■ ■ ■ ■ ■ ■ ■

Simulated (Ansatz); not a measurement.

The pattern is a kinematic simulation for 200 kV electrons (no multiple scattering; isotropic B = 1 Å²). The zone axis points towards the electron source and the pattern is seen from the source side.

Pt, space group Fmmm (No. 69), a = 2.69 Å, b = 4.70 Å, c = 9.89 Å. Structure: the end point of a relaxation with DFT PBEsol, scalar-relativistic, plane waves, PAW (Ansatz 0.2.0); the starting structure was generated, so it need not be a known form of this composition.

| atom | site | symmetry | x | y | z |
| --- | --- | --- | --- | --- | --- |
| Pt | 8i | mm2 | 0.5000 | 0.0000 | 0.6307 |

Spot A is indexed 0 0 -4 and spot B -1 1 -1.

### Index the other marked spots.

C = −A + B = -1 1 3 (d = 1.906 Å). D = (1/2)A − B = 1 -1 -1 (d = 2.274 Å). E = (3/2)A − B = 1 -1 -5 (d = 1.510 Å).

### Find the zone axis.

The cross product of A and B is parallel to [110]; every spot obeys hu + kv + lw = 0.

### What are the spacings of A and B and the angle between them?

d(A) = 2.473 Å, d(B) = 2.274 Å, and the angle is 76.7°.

■ ■ ■ ■ ■ ■ ■

• _Assigned task_
What do the lines above say from the one containing "### Index the other marked spots." down to the one containing "### What are"? Return them exactly, both end lines included, and only them.

• _Response area_
### Index the other marked spots.

C = −A + B = -1 1 3 (d = 1.906 Å). D = (1/2)A − B = 1 -1 -1 (d = 2.274 Å). E = (3/2)A − B = 1 -1 -5 (d = 1.510 Å).

### Find the zone axis.

The cross product of A and B is parallel to [110]; every spot obeys hu + kv + lw = 0.

### What are the spacings of A and B and the angle between them?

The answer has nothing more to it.